» WORK ITEM: Repeat each entry below exactly.

========================================================================

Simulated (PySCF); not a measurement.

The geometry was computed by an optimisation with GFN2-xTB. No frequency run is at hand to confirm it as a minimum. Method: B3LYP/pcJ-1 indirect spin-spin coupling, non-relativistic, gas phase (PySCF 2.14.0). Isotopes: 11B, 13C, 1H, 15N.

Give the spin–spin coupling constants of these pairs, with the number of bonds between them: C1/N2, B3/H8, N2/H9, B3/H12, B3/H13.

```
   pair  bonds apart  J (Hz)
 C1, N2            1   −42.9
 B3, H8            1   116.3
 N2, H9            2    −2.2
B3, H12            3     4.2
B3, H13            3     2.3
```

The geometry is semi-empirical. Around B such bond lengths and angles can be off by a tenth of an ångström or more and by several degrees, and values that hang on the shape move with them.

========================================================================

» TASK SOLUTION:
Simulated (PySCF); not a measurement.

The geometry was computed by an optimisation with GFN2-xTB. No frequency run is at hand to confirm it as a minimum. Method: B3LYP/pcJ-1 indirect spin-spin coupling, non-relativistic, gas phase (PySCF 2.14.0). Isotopes: 11B, 13C, 1H, 15N.

Give the spin–spin coupling constants of these pairs, with the number of bonds between them: C1/N2, B3/H8, N2/H9, B3/H12, B3/H13.

```
   pair  bonds apart  J (Hz)
 C1, N2            1   −42.9
 B3, H8            1   116.3
 N2, H9            2    −2.2
B3, H12            3     4.2
B3, H13            3     2.3
```

The geometry is semi-empirical. Around B such bond lengths and angles can be off by a tenth of an ångström or more and by several degrees, and values that hang on the shape move with them.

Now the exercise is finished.